Segment Open
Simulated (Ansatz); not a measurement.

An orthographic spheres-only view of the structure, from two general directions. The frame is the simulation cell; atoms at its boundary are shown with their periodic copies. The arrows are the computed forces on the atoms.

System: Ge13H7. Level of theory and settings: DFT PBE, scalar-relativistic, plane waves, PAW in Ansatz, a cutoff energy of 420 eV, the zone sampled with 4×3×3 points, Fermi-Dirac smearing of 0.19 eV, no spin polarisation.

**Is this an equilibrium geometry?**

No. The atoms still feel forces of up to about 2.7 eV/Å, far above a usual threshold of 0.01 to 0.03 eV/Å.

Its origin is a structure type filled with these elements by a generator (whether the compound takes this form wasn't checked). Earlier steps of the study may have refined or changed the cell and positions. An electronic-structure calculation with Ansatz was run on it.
Segment Closed

Work task |
Extract the first line above and each line after it up to and including the one with "System: Ge13H7. Level", please, exactly and with nothing else.

Task result |
Simulated (Ansatz); not a measurement.

An orthographic spheres-only view of the structure, from two general directions. The frame is the simulation cell; atoms at its boundary are shown with their periodic copies. The arrows are the computed forces on the atoms.

System: Ge13H7. Level of theory and settings: DFT PBE, scalar-relativistic, plane waves, PAW in Ansatz, a cutoff energy of 420 eV, the zone sampled with 4×3×3 points, Fermi-Dirac smearing of 0.19 eV, no spin polarisation.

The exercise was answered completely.